**BRIEF**
What is needed is a word-for-word restatement of all the entries.

**DATASET RECORDS**
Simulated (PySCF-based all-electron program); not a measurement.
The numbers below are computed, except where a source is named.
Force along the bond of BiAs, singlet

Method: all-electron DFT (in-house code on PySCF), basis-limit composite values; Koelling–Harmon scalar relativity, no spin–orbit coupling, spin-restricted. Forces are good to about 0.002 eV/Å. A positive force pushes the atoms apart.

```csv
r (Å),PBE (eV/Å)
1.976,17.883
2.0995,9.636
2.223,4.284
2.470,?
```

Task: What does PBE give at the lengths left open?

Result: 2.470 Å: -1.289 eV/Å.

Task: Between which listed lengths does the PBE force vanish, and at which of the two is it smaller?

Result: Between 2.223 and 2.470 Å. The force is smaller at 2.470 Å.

**REPLY**
Simulated (PySCF-based all-electron program); not a measurement.
The numbers below are computed, except where a source is named.
Force along the bond of BiAs, singlet

Method: all-electron DFT (in-house code on PySCF), basis-limit composite values; Koelling–Harmon scalar relativity, no spin–orbit coupling, spin-restricted. Forces are good to about 0.002 eV/Å. A positive force pushes the atoms apart.

```csv
r (Å),PBE (eV/Å)
1.976,17.883
2.0995,9.636
2.223,4.284
2.470,?
```

Task: What does PBE give at the lengths left open?

Result: 2.470 Å: -1.289 eV/Å.

Task: Between which listed lengths does the PBE force vanish, and at which of the two is it smaller?

Result: Between 2.223 and 2.470 Å. The force is smaller at 2.470 Å.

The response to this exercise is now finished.